• [WORK TASK]
If a line comes after the one containing "Species: C5H8F3OPS.", leave it out; copy every line before it, and that line too, exactly as written, starting from the first line of the entries.

=== Begin Enclosure ===
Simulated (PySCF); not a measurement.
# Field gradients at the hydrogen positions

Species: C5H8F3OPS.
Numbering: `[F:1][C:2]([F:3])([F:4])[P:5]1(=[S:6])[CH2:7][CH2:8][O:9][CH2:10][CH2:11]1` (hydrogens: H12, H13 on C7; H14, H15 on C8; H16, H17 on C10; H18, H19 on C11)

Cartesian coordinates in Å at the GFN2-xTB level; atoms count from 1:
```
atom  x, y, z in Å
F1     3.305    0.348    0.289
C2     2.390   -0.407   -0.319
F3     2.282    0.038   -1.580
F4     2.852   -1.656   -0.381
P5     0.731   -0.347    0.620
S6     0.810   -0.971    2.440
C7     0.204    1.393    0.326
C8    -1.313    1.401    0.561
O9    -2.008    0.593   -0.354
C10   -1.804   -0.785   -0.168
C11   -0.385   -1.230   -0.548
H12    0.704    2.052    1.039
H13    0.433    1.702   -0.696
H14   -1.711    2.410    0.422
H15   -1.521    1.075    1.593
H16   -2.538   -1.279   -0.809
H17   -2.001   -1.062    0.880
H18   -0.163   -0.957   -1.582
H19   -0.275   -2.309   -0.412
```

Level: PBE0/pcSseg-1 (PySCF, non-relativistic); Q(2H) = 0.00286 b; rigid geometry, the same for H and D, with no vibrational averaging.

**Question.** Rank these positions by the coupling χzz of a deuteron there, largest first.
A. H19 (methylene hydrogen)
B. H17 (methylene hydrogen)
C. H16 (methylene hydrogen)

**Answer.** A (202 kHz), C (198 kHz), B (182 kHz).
=== End Enclosure ===

• [RESPONSE BOX]
Simulated (PySCF); not a measurement.
# Field gradients at the hydrogen positions

Species: C5H8F3OPS.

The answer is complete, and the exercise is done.